- _Assignment_: Set down word for word each line from the start of the listing through the line that contains "What does not", both included.

..............................
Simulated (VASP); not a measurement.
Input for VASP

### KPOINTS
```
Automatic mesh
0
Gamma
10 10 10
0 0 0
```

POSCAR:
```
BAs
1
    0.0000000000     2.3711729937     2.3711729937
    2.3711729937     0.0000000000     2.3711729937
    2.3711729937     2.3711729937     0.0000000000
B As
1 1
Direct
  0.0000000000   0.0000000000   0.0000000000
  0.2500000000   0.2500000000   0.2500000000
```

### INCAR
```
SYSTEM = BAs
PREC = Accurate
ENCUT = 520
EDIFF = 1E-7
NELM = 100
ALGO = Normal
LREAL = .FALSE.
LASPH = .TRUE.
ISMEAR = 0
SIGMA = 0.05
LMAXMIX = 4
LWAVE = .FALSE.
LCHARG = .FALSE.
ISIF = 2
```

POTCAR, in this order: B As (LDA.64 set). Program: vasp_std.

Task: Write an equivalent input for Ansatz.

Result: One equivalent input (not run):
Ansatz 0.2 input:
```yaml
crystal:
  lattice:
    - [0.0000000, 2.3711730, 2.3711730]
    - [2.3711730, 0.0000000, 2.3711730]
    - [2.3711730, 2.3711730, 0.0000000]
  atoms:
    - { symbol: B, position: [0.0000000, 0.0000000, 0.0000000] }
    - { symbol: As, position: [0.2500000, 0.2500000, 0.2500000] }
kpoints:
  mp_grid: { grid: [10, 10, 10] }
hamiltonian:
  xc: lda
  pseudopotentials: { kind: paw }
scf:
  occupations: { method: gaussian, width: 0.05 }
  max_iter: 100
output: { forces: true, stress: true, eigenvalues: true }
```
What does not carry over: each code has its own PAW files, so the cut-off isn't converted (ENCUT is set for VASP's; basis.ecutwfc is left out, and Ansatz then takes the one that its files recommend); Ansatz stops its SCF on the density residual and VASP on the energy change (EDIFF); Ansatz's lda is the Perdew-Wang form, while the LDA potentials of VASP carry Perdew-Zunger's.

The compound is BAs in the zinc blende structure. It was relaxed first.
..............................

- _Written response_:
Simulated (VASP); not a measurement.
Input for VASP

### KPOINTS
```
Automatic mesh
0
Gamma
10 10 10
0 0 0
```

POSCAR:
```
BAs
1
    0.0000000000     2.3711729937     2.3711729937
    2.3711729937     0.0000000000     2.3711729937
    2.3711729937     2.3711729937     0.0000000000
B As
1 1
Direct
  0.0000000000   0.0000000000   0.0000000000
  0.2500000000   0.2500000000   0.2500000000
```

### INCAR
```
SYSTEM = BAs
PREC = Accurate
ENCUT = 520
EDIFF = 1E-7
NELM = 100
ALGO = Normal
LREAL = .FALSE.
LASPH = .TRUE.
ISMEAR = 0
SIGMA = 0.05
LMAXMIX = 4
LWAVE = .FALSE.
LCHARG = .FALSE.
ISIF = 2
```

POTCAR, in this order: B As (LDA.64 set). Program: vasp_std.

Task: Write an equivalent input for Ansatz.

Result: One equivalent input (not run):
Ansatz 0.2 input:
```yaml
crystal:
  lattice:
    - [0.0000000, 2.3711730, 2.3711730]
    - [2.3711730, 0.0000000, 2.3711730]
    - [2.3711730, 2.3711730, 0.0000000]
  atoms:
    - { symbol: B, position: [0.0000000, 0.0000000, 0.0000000] }
    - { symbol: As, position: [0.2500000, 0.2500000, 0.2500000] }
kpoints:
  mp_grid: { grid: [10, 10, 10] }
hamiltonian:
  xc: lda
  pseudopotentials: { kind: paw }
scf:
  occupations: { method: gaussian, width: 0.05 }
  max_iter: 100
output: { forces: true, stress: true, eigenvalues: true }
```
What does not carry over: each code has its own PAW files, so the cut-off isn't converted (ENCUT is set for VASP's; basis.ecutwfc is left out, and Ansatz then takes the one that its files recommend); Ansatz stops its SCF on the density residual and VASP on the energy change (EDIFF); Ansatz's lda is the Perdew-Wang form, while the LDA potentials of VASP carry Perdew-Zunger's.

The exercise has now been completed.